## Task item
Write the data out again, matching every line exactly.

## Available data
◇ ◇ ◇ ◇

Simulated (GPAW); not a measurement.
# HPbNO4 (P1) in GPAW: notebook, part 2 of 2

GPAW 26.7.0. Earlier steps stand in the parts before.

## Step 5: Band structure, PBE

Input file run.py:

◇ ◇ ◇ ◇

## Written solution
Simulated (GPAW); not a measurement.
# HPbNO4 (P1) in GPAW: notebook, part 2 of 2

GPAW 26.7.0. Earlier steps stand in the parts before.

## Step 5: Band structure, PBE

Input file run.py:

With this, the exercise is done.